**ACTIVITY:** Keep only the lines from the start of the data through the line containing "Solution. At r²SCAN: 0.28631", and output them exactly.

**SOURCE INFORMATION:**
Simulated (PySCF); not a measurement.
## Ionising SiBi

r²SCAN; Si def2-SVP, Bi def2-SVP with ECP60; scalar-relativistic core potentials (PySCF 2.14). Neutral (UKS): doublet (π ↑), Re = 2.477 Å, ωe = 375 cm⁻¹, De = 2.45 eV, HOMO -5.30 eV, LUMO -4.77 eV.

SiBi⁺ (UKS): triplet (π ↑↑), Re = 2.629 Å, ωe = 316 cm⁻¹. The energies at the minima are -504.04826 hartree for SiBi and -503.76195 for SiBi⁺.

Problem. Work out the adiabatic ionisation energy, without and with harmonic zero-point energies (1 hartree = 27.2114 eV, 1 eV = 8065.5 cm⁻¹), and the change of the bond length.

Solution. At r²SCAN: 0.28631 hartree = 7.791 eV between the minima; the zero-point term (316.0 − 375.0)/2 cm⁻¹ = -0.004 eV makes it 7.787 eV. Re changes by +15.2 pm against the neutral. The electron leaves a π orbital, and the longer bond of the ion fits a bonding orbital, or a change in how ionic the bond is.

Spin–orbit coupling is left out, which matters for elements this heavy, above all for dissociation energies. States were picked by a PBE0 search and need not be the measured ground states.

**WORKED SOLUTION:**
Simulated (PySCF); not a measurement.
## Ionising SiBi

r²SCAN; Si def2-SVP, Bi def2-SVP with ECP60; scalar-relativistic core potentials (PySCF 2.14). Neutral (UKS): doublet (π ↑), Re = 2.477 Å, ωe = 375 cm⁻¹, De = 2.45 eV, HOMO -5.30 eV, LUMO -4.77 eV.

SiBi⁺ (UKS): triplet (π ↑↑), Re = 2.629 Å, ωe = 316 cm⁻¹. The energies at the minima are -504.04826 hartree for SiBi and -503.76195 for SiBi⁺.

Problem. Work out the adiabatic ionisation energy, without and with harmonic zero-point energies (1 hartree = 27.2114 eV, 1 eV = 8065.5 cm⁻¹), and the change of the bond length.

Solution. At r²SCAN: 0.28631 hartree = 7.791 eV between the minima; the zero-point term (316.0 − 375.0)/2 cm⁻¹ = -0.004 eV makes it 7.787 eV. Re changes by +15.2 pm against the neutral. The electron leaves a π orbital, and the longer bond of the ion fits a bonding orbital, or a change in how ionic the bond is.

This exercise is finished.